-- Record excerpts follows --

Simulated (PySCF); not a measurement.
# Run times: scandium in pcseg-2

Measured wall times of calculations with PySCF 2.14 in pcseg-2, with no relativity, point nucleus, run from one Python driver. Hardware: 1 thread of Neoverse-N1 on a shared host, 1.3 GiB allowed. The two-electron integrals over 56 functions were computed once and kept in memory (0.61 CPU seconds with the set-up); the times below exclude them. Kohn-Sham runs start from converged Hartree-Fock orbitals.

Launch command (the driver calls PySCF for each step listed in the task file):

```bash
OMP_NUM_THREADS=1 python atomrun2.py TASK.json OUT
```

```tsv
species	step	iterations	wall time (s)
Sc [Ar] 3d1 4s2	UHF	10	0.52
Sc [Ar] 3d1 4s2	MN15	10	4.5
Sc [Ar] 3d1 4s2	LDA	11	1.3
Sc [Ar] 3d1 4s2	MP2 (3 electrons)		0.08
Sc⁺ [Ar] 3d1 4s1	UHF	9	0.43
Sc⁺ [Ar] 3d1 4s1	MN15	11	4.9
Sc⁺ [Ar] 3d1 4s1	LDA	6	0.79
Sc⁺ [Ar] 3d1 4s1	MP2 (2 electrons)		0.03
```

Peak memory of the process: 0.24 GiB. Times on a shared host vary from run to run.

-- Record excerpts concluded --

## Requirement
Copy only the entries from the first line to the line with "# Run times: scandium in pcseg-2", each exactly as it appears.

## Response box
Simulated (PySCF); not a measurement.
# Run times: scandium in pcseg-2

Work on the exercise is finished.